* _Dataset content_:
--------------------------------
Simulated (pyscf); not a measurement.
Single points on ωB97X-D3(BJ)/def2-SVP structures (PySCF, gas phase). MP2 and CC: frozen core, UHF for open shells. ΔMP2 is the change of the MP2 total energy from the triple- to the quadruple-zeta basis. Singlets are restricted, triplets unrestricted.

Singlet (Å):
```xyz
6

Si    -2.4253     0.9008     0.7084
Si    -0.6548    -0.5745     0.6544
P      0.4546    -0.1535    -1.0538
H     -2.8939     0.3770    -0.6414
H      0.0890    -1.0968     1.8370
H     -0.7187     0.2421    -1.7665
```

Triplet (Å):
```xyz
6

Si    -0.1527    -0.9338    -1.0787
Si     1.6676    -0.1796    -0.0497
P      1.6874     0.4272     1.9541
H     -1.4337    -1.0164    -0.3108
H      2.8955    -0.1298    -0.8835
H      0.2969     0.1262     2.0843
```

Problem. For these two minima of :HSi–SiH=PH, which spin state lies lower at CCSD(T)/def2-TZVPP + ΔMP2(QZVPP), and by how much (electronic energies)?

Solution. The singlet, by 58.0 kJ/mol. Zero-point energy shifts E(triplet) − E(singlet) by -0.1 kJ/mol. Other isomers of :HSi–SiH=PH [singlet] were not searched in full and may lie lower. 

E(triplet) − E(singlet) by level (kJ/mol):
--------------------------------

* _Requirement_:
Your answer must be every record above, repeated exactly.

* _Answer area_:
Simulated (pyscf); not a measurement.
Single points on ωB97X-D3(BJ)/def2-SVP structures (PySCF, gas phase). MP2 and CC: frozen core, UHF for open shells. ΔMP2 is the change of the MP2 total energy from the triple- to the quadruple-zeta basis. Singlets are restricted, triplets unrestricted.

Singlet (Å):
```xyz
6

Si    -2.4253     0.9008     0.7084
Si    -0.6548    -0.5745     0.6544
P      0.4546    -0.1535    -1.0538
H     -2.8939     0.3770    -0.6414
H      0.0890    -1.0968     1.8370
H     -0.7187     0.2421    -1.7665
```

Triplet (Å):
```xyz
6

Si    -0.1527    -0.9338    -1.0787
Si     1.6676    -0.1796    -0.0497
P      1.6874     0.4272     1.9541
H     -1.4337    -1.0164    -0.3108
H      2.8955    -0.1298    -0.8835
H      0.2969     0.1262     2.0843
```

Problem. For these two minima of :HSi–SiH=PH, which spin state lies lower at CCSD(T)/def2-TZVPP + ΔMP2(QZVPP), and by how much (electronic energies)?

Solution. The singlet, by 58.0 kJ/mol. Zero-point energy shifts E(triplet) − E(singlet) by -0.1 kJ/mol. Other isomers of :HSi–SiH=PH [singlet] were not searched in full and may lie lower. 

E(triplet) − E(singlet) by level (kJ/mol):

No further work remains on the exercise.